*Requirement*.
Send back all of the data, word for word.

*Data section*.
Segment Open

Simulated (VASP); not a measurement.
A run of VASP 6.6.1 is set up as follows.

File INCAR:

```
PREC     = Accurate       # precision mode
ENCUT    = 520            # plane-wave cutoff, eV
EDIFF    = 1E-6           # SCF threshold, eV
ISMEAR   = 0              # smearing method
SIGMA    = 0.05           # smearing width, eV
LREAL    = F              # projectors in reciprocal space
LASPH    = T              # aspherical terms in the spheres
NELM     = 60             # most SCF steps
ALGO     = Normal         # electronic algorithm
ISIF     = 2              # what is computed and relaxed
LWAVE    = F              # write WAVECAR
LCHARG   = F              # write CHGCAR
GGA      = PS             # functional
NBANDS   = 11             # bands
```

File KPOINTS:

Segment Closed

*Solution*.
Simulated (VASP); not a measurement.
A run of VASP 6.6.1 is set up as follows.

File INCAR:

```
PREC     = Accurate       # precision mode
ENCUT    = 520            # plane-wave cutoff, eV
EDIFF    = 1E-6           # SCF threshold, eV
ISMEAR   = 0              # smearing method
SIGMA    = 0.05           # smearing width, eV
LREAL    = F              # projectors in reciprocal space
LASPH    = T              # aspherical terms in the spheres
NELM     = 60             # most SCF steps
ALGO     = Normal         # electronic algorithm
ISIF     = 2              # what is computed and relaxed
LWAVE    = F              # write WAVECAR
LCHARG   = F              # write CHGCAR
GGA      = PS             # functional
NBANDS   = 11             # bands
```

File KPOINTS:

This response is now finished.